> [REQUIRED ACTION]: With the first line below as the start and the line containing "MOS capacitor on" as the end, copy every line between them exactly, ends included.

> [DATASET CONTENT]:
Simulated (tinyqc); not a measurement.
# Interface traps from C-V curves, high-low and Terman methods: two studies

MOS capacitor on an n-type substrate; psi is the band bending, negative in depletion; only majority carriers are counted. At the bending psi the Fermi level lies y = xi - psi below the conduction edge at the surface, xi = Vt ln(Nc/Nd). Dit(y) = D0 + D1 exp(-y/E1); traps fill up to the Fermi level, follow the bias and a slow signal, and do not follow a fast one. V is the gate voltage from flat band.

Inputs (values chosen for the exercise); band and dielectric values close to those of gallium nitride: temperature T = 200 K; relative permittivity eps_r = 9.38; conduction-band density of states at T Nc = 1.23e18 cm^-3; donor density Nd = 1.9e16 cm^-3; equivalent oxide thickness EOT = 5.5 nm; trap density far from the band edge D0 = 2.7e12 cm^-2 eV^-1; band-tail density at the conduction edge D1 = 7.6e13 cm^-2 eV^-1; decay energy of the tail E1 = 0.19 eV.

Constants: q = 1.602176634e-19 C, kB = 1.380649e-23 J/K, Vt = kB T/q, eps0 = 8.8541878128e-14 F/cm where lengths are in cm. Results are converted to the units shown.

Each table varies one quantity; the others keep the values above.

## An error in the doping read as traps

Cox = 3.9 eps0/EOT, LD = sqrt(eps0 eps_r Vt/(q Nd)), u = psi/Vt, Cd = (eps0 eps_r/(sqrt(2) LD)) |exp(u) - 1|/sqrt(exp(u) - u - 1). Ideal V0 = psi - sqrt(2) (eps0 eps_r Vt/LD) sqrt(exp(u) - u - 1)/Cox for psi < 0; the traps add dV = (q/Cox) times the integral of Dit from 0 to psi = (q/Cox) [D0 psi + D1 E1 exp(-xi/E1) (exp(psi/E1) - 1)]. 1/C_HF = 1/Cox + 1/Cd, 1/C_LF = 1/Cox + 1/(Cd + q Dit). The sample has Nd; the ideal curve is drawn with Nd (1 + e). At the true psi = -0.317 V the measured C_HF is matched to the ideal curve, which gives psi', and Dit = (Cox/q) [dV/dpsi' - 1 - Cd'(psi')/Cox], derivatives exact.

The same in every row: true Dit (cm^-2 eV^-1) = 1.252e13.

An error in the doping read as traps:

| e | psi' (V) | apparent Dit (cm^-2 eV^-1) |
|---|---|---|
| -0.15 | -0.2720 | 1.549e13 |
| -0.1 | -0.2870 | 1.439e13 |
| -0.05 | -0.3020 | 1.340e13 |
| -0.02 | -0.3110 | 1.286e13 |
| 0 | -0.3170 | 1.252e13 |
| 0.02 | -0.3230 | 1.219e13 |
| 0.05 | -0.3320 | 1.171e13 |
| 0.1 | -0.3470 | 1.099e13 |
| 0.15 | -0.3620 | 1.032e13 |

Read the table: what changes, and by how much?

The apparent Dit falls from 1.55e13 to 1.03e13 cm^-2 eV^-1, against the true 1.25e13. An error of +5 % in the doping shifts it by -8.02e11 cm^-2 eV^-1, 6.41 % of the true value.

> [EXERCISE OUTPUT]:
Simulated (tinyqc); not a measurement.
# Interface traps from C-V curves, high-low and Terman methods: two studies

MOS capacitor on an n-type substrate; psi is the band bending, negative in depletion; only majority carriers are counted. At the bending psi the Fermi level lies y = xi - psi below the conduction edge at the surface, xi = Vt ln(Nc/Nd). Dit(y) = D0 + D1 exp(-y/E1); traps fill up to the Fermi level, follow the bias and a slow signal, and do not follow a fast one. V is the gate voltage from flat band.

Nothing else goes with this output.